▶ _Assigned task_: Please reproduce exactly the lines that begin the listing below, up to and including the line where "(2) 2 × Mg–Si 2.48 Å; 1 × Mg–Mg 3.15 Å." occurs.

▶ _Information given_:
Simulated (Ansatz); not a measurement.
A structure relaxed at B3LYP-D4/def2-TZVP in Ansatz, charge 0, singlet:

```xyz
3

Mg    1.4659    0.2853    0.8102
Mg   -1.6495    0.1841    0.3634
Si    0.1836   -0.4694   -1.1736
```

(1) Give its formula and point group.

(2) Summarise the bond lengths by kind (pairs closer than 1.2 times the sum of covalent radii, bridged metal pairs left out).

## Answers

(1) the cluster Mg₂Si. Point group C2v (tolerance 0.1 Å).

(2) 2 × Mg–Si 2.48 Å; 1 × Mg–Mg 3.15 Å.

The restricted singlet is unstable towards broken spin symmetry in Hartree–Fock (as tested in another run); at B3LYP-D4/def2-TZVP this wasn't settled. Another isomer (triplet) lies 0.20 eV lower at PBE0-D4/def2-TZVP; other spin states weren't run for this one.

▶ _Reply_:
Simulated (Ansatz); not a measurement.
A structure relaxed at B3LYP-D4/def2-TZVP in Ansatz, charge 0, singlet:

```xyz
3

Mg    1.4659    0.2853    0.8102
Mg   -1.6495    0.1841    0.3634
Si    0.1836   -0.4694   -1.1736
```

(1) Give its formula and point group.

(2) Summarise the bond lengths by kind (pairs closer than 1.2 times the sum of covalent radii, bridged metal pairs left out).

## Answers

(1) the cluster Mg₂Si. Point group C2v (tolerance 0.1 Å).

(2) 2 × Mg–Si 2.48 Å; 1 × Mg–Mg 3.15 Å.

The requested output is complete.